**Source information**
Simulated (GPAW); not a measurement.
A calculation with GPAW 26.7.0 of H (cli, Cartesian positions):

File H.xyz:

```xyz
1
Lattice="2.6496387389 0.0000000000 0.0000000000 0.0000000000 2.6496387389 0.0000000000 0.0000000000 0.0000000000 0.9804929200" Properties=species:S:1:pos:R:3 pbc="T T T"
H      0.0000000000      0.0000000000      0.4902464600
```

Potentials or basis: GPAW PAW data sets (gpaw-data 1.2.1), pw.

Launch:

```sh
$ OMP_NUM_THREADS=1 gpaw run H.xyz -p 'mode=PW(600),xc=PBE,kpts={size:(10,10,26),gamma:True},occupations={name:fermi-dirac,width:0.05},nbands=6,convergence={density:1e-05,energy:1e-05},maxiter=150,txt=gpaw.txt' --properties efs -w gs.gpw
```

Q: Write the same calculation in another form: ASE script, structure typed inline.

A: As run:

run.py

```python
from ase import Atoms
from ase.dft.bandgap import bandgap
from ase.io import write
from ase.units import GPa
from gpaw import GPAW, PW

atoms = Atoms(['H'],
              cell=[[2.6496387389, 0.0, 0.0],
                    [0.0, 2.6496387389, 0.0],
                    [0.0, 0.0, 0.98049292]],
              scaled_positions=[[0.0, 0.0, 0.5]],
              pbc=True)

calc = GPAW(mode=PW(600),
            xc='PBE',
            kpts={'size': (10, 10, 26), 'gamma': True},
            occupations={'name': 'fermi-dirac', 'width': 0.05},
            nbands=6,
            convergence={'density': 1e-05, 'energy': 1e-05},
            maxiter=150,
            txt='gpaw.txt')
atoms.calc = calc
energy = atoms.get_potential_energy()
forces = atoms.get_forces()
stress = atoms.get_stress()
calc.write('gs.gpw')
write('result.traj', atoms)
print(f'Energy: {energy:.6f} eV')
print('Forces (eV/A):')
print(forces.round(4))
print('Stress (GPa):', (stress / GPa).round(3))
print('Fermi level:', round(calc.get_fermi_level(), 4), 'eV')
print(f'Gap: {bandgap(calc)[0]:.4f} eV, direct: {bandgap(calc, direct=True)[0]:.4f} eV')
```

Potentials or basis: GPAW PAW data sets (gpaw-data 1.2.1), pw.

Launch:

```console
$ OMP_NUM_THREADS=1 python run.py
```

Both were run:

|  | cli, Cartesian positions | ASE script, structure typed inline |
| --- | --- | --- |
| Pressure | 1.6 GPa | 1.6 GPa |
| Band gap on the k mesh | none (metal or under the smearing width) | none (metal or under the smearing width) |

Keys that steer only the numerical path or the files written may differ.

**Required action**
Reproduce, please, the lines of the material from its first line down to the line containing "GPa | 1.6 GPa |", keeping both ends and nothing beyond them.

**Worked solution**
Simulated (GPAW); not a measurement.
A calculation with GPAW 26.7.0 of H (cli, Cartesian positions):

File H.xyz:

```xyz
1
Lattice="2.6496387389 0.0000000000 0.0000000000 0.0000000000 2.6496387389 0.0000000000 0.0000000000 0.0000000000 0.9804929200" Properties=species:S:1:pos:R:3 pbc="T T T"
H      0.0000000000      0.0000000000      0.4902464600
```

Potentials or basis: GPAW PAW data sets (gpaw-data 1.2.1), pw.

Launch:

```sh
$ OMP_NUM_THREADS=1 gpaw run H.xyz -p 'mode=PW(600),xc=PBE,kpts={size:(10,10,26),gamma:True},occupations={name:fermi-dirac,width:0.05},nbands=6,convergence={density:1e-05,energy:1e-05},maxiter=150,txt=gpaw.txt' --properties efs -w gs.gpw
```

Q: Write the same calculation in another form: ASE script, structure typed inline.

A: As run:

run.py

```python
from ase import Atoms
from ase.dft.bandgap import bandgap
from ase.io import write
from ase.units import GPa
from gpaw import GPAW, PW

atoms = Atoms(['H'],
              cell=[[2.6496387389, 0.0, 0.0],
                    [0.0, 2.6496387389, 0.0],
                    [0.0, 0.0, 0.98049292]],
              scaled_positions=[[0.0, 0.0, 0.5]],
              pbc=True)

calc = GPAW(mode=PW(600),
            xc='PBE',
            kpts={'size': (10, 10, 26), 'gamma': True},
            occupations={'name': 'fermi-dirac', 'width': 0.05},
            nbands=6,
            convergence={'density': 1e-05, 'energy': 1e-05},
            maxiter=150,
            txt='gpaw.txt')
atoms.calc = calc
energy = atoms.get_potential_energy()
forces = atoms.get_forces()
stress = atoms.get_stress()
calc.write('gs.gpw')
write('result.traj', atoms)
print(f'Energy: {energy:.6f} eV')
print('Forces (eV/A):')
print(forces.round(4))
print('Stress (GPa):', (stress / GPa).round(3))
print('Fermi level:', round(calc.get_fermi_level(), 4), 'eV')
print(f'Gap: {bandgap(calc)[0]:.4f} eV, direct: {bandgap(calc, direct=True)[0]:.4f} eV')
```

Potentials or basis: GPAW PAW data sets (gpaw-data 1.2.1), pw.

Launch:

```console
$ OMP_NUM_THREADS=1 python run.py
```

Both were run:

|  | cli, Cartesian positions | ASE script, structure typed inline |
| --- | --- | --- |
| Pressure | 1.6 GPa | 1.6 GPa |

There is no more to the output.